→ REQUIRED ACTION
With nothing added and nothing dropped, write out all of the entries below.

→ THE DATA
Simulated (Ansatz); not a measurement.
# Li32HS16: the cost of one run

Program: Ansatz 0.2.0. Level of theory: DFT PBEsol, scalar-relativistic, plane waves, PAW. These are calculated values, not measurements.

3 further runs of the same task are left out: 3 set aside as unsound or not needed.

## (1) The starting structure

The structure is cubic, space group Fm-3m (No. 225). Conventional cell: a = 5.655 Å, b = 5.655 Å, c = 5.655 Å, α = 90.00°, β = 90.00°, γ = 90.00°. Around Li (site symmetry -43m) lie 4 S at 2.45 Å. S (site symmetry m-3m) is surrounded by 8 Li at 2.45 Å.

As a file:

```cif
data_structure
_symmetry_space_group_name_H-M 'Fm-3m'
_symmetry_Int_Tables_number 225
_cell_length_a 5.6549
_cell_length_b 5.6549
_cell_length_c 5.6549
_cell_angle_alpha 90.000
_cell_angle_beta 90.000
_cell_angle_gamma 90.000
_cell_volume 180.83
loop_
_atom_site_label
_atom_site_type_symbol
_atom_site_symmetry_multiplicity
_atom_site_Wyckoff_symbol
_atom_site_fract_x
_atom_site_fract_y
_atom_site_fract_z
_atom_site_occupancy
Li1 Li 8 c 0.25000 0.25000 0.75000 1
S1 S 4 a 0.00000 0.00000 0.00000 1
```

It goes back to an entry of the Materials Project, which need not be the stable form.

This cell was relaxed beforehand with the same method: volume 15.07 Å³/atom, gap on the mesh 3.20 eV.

→ TASK SOLUTION
Simulated (Ansatz); not a measurement.
# Li32HS16: the cost of one run

Program: Ansatz 0.2.0. Level of theory: DFT PBEsol, scalar-relativistic, plane waves, PAW. These are calculated values, not measurements.

3 further runs of the same task are left out: 3 set aside as unsound or not needed.

## (1) The starting structure

The structure is cubic, space group Fm-3m (No. 225). Conventional cell: a = 5.655 Å, b = 5.655 Å, c = 5.655 Å, α = 90.00°, β = 90.00°, γ = 90.00°. Around Li (site symmetry -43m) lie 4 S at 2.45 Å. S (site symmetry m-3m) is surrounded by 8 Li at 2.45 Å.

As a file:

```cif
data_structure
_symmetry_space_group_name_H-M 'Fm-3m'
_symmetry_Int_Tables_number 225
_cell_length_a 5.6549
_cell_length_b 5.6549
_cell_length_c 5.6549
_cell_angle_alpha 90.000
_cell_angle_beta 90.000
_cell_angle_gamma 90.000
_cell_volume 180.83
loop_
_atom_site_label
_atom_site_type_symbol
_atom_site_symmetry_multiplicity
_atom_site_Wyckoff_symbol
_atom_site_fract_x
_atom_site_fract_y
_atom_site_fract_z
_atom_site_occupancy
Li1 Li 8 c 0.25000 0.25000 0.75000 1
S1 S 4 a 0.00000 0.00000 0.00000 1
```

It goes back to an entry of the Materials Project, which need not be the stable form.

This cell was relaxed beforehand with the same method: volume 15.07 Å³/atom, gap on the mesh 3.20 eV.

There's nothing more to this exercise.